※

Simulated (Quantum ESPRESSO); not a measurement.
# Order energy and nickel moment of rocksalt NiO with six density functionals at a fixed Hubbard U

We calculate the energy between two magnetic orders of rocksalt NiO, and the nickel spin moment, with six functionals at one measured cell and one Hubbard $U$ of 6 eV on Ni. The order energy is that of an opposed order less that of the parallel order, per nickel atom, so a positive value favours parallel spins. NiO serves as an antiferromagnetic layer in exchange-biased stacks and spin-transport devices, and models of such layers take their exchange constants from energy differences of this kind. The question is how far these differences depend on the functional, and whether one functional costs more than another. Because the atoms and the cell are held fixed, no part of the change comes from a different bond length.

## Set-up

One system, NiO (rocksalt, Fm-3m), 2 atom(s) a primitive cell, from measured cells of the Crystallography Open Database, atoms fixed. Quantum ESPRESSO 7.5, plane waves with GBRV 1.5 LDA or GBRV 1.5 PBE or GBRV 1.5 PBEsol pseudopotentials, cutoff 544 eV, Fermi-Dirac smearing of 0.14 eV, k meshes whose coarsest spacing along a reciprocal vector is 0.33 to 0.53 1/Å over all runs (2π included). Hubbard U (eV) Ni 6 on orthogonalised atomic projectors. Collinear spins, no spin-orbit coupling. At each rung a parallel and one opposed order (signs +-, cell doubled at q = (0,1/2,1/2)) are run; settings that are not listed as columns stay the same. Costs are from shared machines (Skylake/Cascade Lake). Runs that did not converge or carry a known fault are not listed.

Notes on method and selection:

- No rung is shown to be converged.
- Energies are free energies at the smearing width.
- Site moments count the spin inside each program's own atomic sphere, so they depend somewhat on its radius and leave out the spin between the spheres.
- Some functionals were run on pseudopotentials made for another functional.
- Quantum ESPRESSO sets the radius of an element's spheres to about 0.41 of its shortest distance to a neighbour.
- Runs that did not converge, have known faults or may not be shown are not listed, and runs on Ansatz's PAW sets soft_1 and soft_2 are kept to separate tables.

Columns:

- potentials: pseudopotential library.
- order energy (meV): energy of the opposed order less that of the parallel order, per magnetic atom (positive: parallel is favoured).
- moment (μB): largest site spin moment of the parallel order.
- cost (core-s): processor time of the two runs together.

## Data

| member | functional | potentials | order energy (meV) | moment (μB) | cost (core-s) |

※

■ **Brief**:
Looking at the material above, please copy exactly every line from its first line through the line containing "# Order energy", with both ends included and nothing else.

■ **Solution**:
Simulated (Quantum ESPRESSO); not a measurement.
# Order energy and nickel moment of rocksalt NiO with six density functionals at a fixed Hubbard U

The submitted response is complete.